Data supplied -
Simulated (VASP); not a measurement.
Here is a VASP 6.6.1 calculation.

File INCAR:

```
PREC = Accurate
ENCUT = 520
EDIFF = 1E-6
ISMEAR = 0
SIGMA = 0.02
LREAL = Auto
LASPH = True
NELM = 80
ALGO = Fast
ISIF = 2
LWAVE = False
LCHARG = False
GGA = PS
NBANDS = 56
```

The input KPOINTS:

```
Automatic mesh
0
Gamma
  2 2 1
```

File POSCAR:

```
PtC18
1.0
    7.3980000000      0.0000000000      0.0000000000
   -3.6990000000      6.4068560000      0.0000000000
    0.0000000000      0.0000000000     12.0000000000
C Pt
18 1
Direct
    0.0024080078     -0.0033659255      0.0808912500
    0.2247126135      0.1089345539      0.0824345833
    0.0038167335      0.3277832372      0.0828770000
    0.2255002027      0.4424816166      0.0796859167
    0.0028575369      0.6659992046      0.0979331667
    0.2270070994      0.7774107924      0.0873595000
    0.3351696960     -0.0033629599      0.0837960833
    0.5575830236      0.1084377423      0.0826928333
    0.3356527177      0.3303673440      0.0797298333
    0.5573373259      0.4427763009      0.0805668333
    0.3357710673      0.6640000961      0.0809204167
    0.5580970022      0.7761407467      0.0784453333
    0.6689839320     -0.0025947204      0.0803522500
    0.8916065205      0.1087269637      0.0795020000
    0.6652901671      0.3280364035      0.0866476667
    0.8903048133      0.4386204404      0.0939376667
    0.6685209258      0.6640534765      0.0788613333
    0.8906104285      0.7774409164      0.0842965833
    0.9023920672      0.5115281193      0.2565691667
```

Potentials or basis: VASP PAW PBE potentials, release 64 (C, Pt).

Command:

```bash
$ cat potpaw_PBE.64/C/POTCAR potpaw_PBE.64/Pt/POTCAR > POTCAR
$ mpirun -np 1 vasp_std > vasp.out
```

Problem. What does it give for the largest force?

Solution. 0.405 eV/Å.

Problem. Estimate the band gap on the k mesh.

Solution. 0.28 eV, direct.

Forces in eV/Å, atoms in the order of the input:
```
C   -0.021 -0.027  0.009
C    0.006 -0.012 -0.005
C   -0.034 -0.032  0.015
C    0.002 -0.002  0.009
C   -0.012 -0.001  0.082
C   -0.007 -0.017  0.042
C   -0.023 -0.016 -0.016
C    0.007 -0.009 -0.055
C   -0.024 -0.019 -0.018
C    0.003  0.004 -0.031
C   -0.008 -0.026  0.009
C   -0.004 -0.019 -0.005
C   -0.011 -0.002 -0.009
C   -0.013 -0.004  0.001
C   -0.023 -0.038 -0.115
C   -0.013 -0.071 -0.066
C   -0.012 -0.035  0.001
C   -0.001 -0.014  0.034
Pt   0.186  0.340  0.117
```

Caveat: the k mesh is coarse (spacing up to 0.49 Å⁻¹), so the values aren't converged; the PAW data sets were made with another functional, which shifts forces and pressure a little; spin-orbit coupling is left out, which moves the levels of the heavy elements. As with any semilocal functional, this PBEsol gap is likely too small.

Work task - If a line falls between the first line of the data above and the line holding "Problem. What does", inclusive, retype it exactly; retype no other line.

Written answer -
Simulated (VASP); not a measurement.
Here is a VASP 6.6.1 calculation.

File INCAR:

```
PREC = Accurate
ENCUT = 520
EDIFF = 1E-6
ISMEAR = 0
SIGMA = 0.02
LREAL = Auto
LASPH = True
NELM = 80
ALGO = Fast
ISIF = 2
LWAVE = False
LCHARG = False
GGA = PS
NBANDS = 56
```

The input KPOINTS:

```
Automatic mesh
0
Gamma
  2 2 1
```

File POSCAR:

```
PtC18
1.0
    7.3980000000      0.0000000000      0.0000000000
   -3.6990000000      6.4068560000      0.0000000000
    0.0000000000      0.0000000000     12.0000000000
C Pt
18 1
Direct
    0.0024080078     -0.0033659255      0.0808912500
    0.2247126135      0.1089345539      0.0824345833
    0.0038167335      0.3277832372      0.0828770000
    0.2255002027      0.4424816166      0.0796859167
    0.0028575369      0.6659992046      0.0979331667
    0.2270070994      0.7774107924      0.0873595000
    0.3351696960     -0.0033629599      0.0837960833
    0.5575830236      0.1084377423      0.0826928333
    0.3356527177      0.3303673440      0.0797298333
    0.5573373259      0.4427763009      0.0805668333
    0.3357710673      0.6640000961      0.0809204167
    0.5580970022      0.7761407467      0.0784453333
    0.6689839320     -0.0025947204      0.0803522500
    0.8916065205      0.1087269637      0.0795020000
    0.6652901671      0.3280364035      0.0866476667
    0.8903048133      0.4386204404      0.0939376667
    0.6685209258      0.6640534765      0.0788613333
    0.8906104285      0.7774409164      0.0842965833
    0.9023920672      0.5115281193      0.2565691667
```

Potentials or basis: VASP PAW PBE potentials, release 64 (C, Pt).

Command:

```bash
$ cat potpaw_PBE.64/C/POTCAR potpaw_PBE.64/Pt/POTCAR > POTCAR
$ mpirun -np 1 vasp_std > vasp.out
```

Problem. What does it give for the largest force?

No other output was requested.